* ASSIGNED TASK
Within the data that follows, set down exactly the lines from the one containing "Cell as given: a" through the one containing "Caption: Energy against", both ends included.

* INFORMATION GIVEN
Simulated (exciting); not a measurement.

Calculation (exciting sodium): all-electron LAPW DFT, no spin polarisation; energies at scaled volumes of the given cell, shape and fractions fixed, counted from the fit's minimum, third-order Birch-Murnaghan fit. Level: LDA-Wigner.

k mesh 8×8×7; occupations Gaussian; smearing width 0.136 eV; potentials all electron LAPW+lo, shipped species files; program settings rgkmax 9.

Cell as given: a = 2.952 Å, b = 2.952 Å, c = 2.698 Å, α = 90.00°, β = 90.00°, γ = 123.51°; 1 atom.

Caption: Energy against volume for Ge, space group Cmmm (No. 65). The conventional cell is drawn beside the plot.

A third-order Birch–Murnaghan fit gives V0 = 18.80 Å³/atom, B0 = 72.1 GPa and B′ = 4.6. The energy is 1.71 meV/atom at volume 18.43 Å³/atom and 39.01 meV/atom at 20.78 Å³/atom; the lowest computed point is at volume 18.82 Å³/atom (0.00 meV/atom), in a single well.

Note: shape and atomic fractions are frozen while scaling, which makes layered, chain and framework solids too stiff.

* TASK RESPONSE
Cell as given: a = 2.952 Å, b = 2.952 Å, c = 2.698 Å, α = 90.00°, β = 90.00°, γ = 123.51°; 1 atom.

Caption: Energy against volume for Ge, space group Cmmm (No. 65). The conventional cell is drawn beside the plot.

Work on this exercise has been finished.